◇ ◇ ◇ ◇ ◇ ◇ ◇
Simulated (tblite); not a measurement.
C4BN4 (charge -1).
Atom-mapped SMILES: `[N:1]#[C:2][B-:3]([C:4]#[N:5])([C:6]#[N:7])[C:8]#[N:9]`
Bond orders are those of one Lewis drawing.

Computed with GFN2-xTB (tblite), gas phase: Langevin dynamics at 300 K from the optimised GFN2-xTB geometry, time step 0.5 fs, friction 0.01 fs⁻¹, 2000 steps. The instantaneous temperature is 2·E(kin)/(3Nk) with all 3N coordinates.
◇ ◇ ◇ ◇ ◇ ◇ ◇

▶ WORK ORDER
From the start of the data to the line that holds "Bond orders are those of one Lewis drawing.", retype each line exactly, with both ends included.

▶ EXERCISE ANSWER
Simulated (tblite); not a measurement.
C4BN4 (charge -1).
Atom-mapped SMILES: `[N:1]#[C:2][B-:3]([C:4]#[N:5])([C:6]#[N:7])[C:8]#[N:9]`
Bond orders are those of one Lewis drawing.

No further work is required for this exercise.